### ASSIGNMENT
Nothing but the lines from the start of the records through the line that contains "Q: How long" is to be copied, and each is to be copied exactly.

....

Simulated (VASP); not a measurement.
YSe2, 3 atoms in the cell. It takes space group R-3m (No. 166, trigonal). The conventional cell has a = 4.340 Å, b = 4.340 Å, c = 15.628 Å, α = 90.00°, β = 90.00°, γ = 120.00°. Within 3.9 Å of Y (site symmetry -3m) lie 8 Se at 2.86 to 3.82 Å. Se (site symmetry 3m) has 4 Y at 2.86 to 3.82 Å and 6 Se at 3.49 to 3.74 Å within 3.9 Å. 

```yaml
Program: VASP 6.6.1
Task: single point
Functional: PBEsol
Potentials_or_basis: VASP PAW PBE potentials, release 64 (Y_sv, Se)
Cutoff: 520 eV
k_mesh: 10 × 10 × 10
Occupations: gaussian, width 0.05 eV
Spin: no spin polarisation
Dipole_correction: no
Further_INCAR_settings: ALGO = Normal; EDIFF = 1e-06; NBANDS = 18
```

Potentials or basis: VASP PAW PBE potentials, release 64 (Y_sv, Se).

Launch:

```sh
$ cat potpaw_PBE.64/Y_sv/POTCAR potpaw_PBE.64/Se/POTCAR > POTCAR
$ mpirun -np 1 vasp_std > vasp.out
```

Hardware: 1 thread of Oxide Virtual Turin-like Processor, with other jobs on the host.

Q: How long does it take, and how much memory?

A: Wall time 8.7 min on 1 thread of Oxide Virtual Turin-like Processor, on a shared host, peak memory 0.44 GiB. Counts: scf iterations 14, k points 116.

....

### ANSWER BOX
Simulated (VASP); not a measurement.
YSe2, 3 atoms in the cell. It takes space group R-3m (No. 166, trigonal). The conventional cell has a = 4.340 Å, b = 4.340 Å, c = 15.628 Å, α = 90.00°, β = 90.00°, γ = 120.00°. Within 3.9 Å of Y (site symmetry -3m) lie 8 Se at 2.86 to 3.82 Å. Se (site symmetry 3m) has 4 Y at 2.86 to 3.82 Å and 6 Se at 3.49 to 3.74 Å within 3.9 Å. 

```yaml
Program: VASP 6.6.1
Task: single point
Functional: PBEsol
Potentials_or_basis: VASP PAW PBE potentials, release 64 (Y_sv, Se)
Cutoff: 520 eV
k_mesh: 10 × 10 × 10
Occupations: gaussian, width 0.05 eV
Spin: no spin polarisation
Dipole_correction: no
Further_INCAR_settings: ALGO = Normal; EDIFF = 1e-06; NBANDS = 18
```

Potentials or basis: VASP PAW PBE potentials, release 64 (Y_sv, Se).

Launch:

```sh
$ cat potpaw_PBE.64/Y_sv/POTCAR potpaw_PBE.64/Se/POTCAR > POTCAR
$ mpirun -np 1 vasp_std > vasp.out
```

Hardware: 1 thread of Oxide Virtual Turin-like Processor, with other jobs on the host.

Q: How long does it take, and how much memory?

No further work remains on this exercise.